——————————
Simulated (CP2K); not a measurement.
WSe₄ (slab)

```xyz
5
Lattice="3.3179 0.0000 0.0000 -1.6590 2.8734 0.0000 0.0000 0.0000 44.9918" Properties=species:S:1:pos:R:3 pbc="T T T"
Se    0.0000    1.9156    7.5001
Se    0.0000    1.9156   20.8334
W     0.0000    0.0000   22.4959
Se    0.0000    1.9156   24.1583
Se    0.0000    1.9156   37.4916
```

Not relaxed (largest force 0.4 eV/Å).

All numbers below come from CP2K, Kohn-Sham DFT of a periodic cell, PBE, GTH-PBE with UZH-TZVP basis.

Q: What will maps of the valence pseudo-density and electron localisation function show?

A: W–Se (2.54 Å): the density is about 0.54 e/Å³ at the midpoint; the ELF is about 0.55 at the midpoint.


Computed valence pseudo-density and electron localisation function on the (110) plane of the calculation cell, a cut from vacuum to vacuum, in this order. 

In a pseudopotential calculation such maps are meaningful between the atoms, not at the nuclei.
——————————

All lines above from the line with "A: W–Se (2.54" through the line with "Computed valence pseudo-density", both included, are to be set down exactly, with nothing else.

[Task result]:
A: W–Se (2.54 Å): the density is about 0.54 e/Å³ at the midpoint; the ELF is about 0.55 at the midpoint.


Computed valence pseudo-density and electron localisation function on the (110) plane of the calculation cell, a cut from vacuum to vacuum, in this order. 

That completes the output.